Activity
Your task is to transcribe the material that follows, line by line and exactly.

---------------

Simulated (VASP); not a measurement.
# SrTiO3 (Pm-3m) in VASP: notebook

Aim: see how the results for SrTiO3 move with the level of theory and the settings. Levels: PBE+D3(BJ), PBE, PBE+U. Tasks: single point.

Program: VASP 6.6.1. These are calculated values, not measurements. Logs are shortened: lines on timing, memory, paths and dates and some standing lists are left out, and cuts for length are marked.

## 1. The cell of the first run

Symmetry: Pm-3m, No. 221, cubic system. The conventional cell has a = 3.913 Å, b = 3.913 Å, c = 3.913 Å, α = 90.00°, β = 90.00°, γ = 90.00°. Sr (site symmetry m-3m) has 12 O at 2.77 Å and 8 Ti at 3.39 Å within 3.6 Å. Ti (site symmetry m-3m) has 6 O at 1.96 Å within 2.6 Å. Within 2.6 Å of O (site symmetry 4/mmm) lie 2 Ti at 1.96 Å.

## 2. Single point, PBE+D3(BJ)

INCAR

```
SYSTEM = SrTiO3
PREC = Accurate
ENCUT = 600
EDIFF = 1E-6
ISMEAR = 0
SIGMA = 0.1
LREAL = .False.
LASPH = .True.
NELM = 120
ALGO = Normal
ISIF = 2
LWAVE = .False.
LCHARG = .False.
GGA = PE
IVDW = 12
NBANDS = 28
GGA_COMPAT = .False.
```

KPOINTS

---------------

Task answer
Simulated (VASP); not a measurement.
# SrTiO3 (Pm-3m) in VASP: notebook

Aim: see how the results for SrTiO3 move with the level of theory and the settings. Levels: PBE+D3(BJ), PBE, PBE+U. Tasks: single point.

Program: VASP 6.6.1. These are calculated values, not measurements. Logs are shortened: lines on timing, memory, paths and dates and some standing lists are left out, and cuts for length are marked.

## 1. The cell of the first run

Symmetry: Pm-3m, No. 221, cubic system. The conventional cell has a = 3.913 Å, b = 3.913 Å, c = 3.913 Å, α = 90.00°, β = 90.00°, γ = 90.00°. Sr (site symmetry m-3m) has 12 O at 2.77 Å and 8 Ti at 3.39 Å within 3.6 Å. Ti (site symmetry m-3m) has 6 O at 1.96 Å within 2.6 Å. Within 2.6 Å of O (site symmetry 4/mmm) lie 2 Ti at 1.96 Å.

## 2. Single point, PBE+D3(BJ)

INCAR

```
SYSTEM = SrTiO3
PREC = Accurate
ENCUT = 600
EDIFF = 1E-6
ISMEAR = 0
SIGMA = 0.1
LREAL = .False.
LASPH = .True.
NELM = 120
ALGO = Normal
ISIF = 2
LWAVE = .False.
LCHARG = .False.
GGA = PE
IVDW = 12
NBANDS = 28
GGA_COMPAT = .False.
```

KPOINTS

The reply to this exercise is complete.